++++++++

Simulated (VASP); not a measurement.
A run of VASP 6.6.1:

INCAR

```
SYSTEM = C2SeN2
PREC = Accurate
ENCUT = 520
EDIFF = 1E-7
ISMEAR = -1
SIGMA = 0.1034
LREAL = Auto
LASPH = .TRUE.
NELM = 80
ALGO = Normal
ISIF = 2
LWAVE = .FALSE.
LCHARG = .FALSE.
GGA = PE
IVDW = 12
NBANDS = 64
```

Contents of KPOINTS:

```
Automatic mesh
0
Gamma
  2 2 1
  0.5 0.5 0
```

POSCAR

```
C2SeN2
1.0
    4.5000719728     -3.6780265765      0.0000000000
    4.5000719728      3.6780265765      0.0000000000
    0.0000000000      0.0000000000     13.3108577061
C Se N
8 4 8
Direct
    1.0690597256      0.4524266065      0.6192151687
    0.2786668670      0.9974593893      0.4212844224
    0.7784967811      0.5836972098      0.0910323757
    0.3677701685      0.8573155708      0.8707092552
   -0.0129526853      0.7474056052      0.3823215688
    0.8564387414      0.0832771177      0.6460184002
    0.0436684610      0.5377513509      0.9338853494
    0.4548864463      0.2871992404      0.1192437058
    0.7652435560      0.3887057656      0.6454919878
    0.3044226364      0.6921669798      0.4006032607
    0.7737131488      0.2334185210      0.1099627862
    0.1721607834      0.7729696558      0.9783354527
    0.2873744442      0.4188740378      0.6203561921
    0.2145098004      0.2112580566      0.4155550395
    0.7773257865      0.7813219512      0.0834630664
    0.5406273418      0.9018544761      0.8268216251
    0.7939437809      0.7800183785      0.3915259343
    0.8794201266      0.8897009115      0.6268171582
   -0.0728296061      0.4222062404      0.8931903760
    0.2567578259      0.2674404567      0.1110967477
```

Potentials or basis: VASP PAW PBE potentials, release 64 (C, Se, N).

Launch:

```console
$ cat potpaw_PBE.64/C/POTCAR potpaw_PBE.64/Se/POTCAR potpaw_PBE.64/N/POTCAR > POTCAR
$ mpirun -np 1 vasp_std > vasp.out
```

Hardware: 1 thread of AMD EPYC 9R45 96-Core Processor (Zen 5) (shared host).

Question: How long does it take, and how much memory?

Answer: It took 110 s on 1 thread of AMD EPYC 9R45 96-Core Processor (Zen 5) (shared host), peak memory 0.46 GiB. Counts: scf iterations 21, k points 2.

++++++++

BRIEF: Everything from the first line of the records above to the line containing "Question: How long", inclusive, should be repeated exactly; leave out the rest.

EXERCISE RESULT:
Simulated (VASP); not a measurement.
A run of VASP 6.6.1:

INCAR

```
SYSTEM = C2SeN2
PREC = Accurate
ENCUT = 520
EDIFF = 1E-7
ISMEAR = -1
SIGMA = 0.1034
LREAL = Auto
LASPH = .TRUE.
NELM = 80
ALGO = Normal
ISIF = 2
LWAVE = .FALSE.
LCHARG = .FALSE.
GGA = PE
IVDW = 12
NBANDS = 64
```

Contents of KPOINTS:

```
Automatic mesh
0
Gamma
  2 2 1
  0.5 0.5 0
```

POSCAR

```
C2SeN2
1.0
    4.5000719728     -3.6780265765      0.0000000000
    4.5000719728      3.6780265765      0.0000000000
    0.0000000000      0.0000000000     13.3108577061
C Se N
8 4 8
Direct
    1.0690597256      0.4524266065      0.6192151687
    0.2786668670      0.9974593893      0.4212844224
    0.7784967811      0.5836972098      0.0910323757
    0.3677701685      0.8573155708      0.8707092552
   -0.0129526853      0.7474056052      0.3823215688
    0.8564387414      0.0832771177      0.6460184002
    0.0436684610      0.5377513509      0.9338853494
    0.4548864463      0.2871992404      0.1192437058
    0.7652435560      0.3887057656      0.6454919878
    0.3044226364      0.6921669798      0.4006032607
    0.7737131488      0.2334185210      0.1099627862
    0.1721607834      0.7729696558      0.9783354527
    0.2873744442      0.4188740378      0.6203561921
    0.2145098004      0.2112580566      0.4155550395
    0.7773257865      0.7813219512      0.0834630664
    0.5406273418      0.9018544761      0.8268216251
    0.7939437809      0.7800183785      0.3915259343
    0.8794201266      0.8897009115      0.6268171582
   -0.0728296061      0.4222062404      0.8931903760
    0.2567578259      0.2674404567      0.1110967477
```

Potentials or basis: VASP PAW PBE potentials, release 64 (C, Se, N).

Launch:

```console
$ cat potpaw_PBE.64/C/POTCAR potpaw_PBE.64/Se/POTCAR potpaw_PBE.64/N/POTCAR > POTCAR
$ mpirun -np 1 vasp_std > vasp.out
```

Hardware: 1 thread of AMD EPYC 9R45 96-Core Processor (Zen 5) (shared host).

Question: How long does it take, and how much memory?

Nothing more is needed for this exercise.